--- Data Enclosed Below ---
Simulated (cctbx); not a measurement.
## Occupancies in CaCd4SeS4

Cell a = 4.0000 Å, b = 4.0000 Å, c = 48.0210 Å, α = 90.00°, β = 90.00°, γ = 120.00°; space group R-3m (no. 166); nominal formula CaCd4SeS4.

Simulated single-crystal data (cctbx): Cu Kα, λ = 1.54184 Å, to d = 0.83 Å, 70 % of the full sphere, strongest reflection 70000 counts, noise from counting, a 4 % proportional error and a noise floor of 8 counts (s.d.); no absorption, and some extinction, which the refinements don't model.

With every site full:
--- End of Enclosed Data ---

Task item ▸
Above are the entries; repeat their lines exactly, from the first through the one that contains "Cell a = 4.0000".

Written reply ▸
Simulated (cctbx); not a measurement.
## Occupancies in CaCd4SeS4

Cell a = 4.0000 Å, b = 4.0000 Å, c = 48.0210 Å, α = 90.00°, β = 90.00°, γ = 120.00°; space group R-3m (no. 166); nominal formula CaCd4SeS4.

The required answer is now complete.